» **Data extracts**
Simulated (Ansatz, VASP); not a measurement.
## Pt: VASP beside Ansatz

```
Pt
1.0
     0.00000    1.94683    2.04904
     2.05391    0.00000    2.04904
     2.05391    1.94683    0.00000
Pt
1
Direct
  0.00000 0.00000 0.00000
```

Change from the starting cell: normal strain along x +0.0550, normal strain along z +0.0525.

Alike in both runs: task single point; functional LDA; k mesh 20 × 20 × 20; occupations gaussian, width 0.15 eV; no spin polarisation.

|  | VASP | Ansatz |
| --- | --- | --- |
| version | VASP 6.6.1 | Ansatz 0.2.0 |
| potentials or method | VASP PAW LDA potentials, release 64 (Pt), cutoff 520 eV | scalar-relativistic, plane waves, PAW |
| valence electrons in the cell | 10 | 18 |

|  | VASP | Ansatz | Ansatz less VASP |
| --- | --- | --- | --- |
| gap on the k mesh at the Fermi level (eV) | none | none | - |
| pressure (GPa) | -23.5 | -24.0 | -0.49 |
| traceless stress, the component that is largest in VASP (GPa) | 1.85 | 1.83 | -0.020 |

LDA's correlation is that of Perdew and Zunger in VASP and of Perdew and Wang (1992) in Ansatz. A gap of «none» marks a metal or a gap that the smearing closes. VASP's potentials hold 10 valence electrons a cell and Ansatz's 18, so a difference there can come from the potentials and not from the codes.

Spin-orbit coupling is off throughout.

» **Work request**
Print, please, the lines above from the very first through the one that holds "Change from the", both included, word for word and with nothing else.

» **Task output**
Simulated (Ansatz, VASP); not a measurement.
## Pt: VASP beside Ansatz

```
Pt
1.0
     0.00000    1.94683    2.04904
     2.05391    0.00000    2.04904
     2.05391    1.94683    0.00000
Pt
1
Direct
  0.00000 0.00000 0.00000
```

Change from the starting cell: normal strain along x +0.0550, normal strain along z +0.0525.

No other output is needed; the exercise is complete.